##############################

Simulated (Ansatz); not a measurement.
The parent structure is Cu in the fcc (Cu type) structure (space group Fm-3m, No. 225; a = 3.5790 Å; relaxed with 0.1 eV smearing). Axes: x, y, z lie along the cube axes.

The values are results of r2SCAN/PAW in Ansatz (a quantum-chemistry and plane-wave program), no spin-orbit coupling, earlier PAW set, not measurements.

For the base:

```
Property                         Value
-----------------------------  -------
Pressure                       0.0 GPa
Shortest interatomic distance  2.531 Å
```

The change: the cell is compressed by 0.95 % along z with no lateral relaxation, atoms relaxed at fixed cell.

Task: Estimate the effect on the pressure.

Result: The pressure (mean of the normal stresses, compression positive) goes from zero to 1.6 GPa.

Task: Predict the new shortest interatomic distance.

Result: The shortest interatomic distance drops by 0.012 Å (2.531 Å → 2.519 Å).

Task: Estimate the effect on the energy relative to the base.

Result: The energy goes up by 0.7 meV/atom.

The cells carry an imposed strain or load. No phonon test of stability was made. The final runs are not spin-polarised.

##############################

- [WORK REQUEST] Within the data above, the lines from the one with "The change: the" to the one with "Task: Predict the" must be repeated exactly; no other line belongs in the answer.

- [SOLUTION]
The change: the cell is compressed by 0.95 % along z with no lateral relaxation, atoms relaxed at fixed cell.

Task: Estimate the effect on the pressure.

Result: The pressure (mean of the normal stresses, compression positive) goes from zero to 1.6 GPa.

Task: Predict the new shortest interatomic distance.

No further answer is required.